• Activity
Your reply should consist solely of the lines from the start of the material below through the line containing "Space group P6_3/mmc", reproduced exactly.

• Stored data
━━━
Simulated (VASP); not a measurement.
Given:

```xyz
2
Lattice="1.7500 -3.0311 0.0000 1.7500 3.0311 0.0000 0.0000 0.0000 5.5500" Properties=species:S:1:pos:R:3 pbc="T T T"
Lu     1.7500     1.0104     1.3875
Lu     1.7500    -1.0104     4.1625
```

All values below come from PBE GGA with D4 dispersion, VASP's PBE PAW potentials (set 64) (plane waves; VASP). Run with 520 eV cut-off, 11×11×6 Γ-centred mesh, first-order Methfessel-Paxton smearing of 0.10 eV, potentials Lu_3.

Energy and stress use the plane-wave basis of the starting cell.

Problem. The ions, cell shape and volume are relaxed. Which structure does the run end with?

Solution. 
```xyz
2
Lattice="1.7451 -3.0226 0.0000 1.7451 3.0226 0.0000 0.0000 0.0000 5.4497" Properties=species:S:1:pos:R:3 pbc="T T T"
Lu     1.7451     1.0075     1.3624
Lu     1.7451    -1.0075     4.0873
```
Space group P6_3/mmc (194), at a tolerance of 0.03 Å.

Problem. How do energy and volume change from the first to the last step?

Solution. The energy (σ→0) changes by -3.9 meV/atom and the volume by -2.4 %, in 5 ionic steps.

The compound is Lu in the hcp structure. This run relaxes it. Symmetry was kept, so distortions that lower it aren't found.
━━━

• Response
Simulated (VASP); not a measurement.
Given:

```xyz
2
Lattice="1.7500 -3.0311 0.0000 1.7500 3.0311 0.0000 0.0000 0.0000 5.5500" Properties=species:S:1:pos:R:3 pbc="T T T"
Lu     1.7500     1.0104     1.3875
Lu     1.7500    -1.0104     4.1625
```

All values below come from PBE GGA with D4 dispersion, VASP's PBE PAW potentials (set 64) (plane waves; VASP). Run with 520 eV cut-off, 11×11×6 Γ-centred mesh, first-order Methfessel-Paxton smearing of 0.10 eV, potentials Lu_3.

Energy and stress use the plane-wave basis of the starting cell.

Problem. The ions, cell shape and volume are relaxed. Which structure does the run end with?

Solution. 
```xyz
2
Lattice="1.7451 -3.0226 0.0000 1.7451 3.0226 0.0000 0.0000 0.0000 5.4497" Properties=species:S:1:pos:R:3 pbc="T T T"
Lu     1.7451     1.0075     1.3624
Lu     1.7451    -1.0075     4.0873
```
Space group P6_3/mmc (194), at a tolerance of 0.03 Å.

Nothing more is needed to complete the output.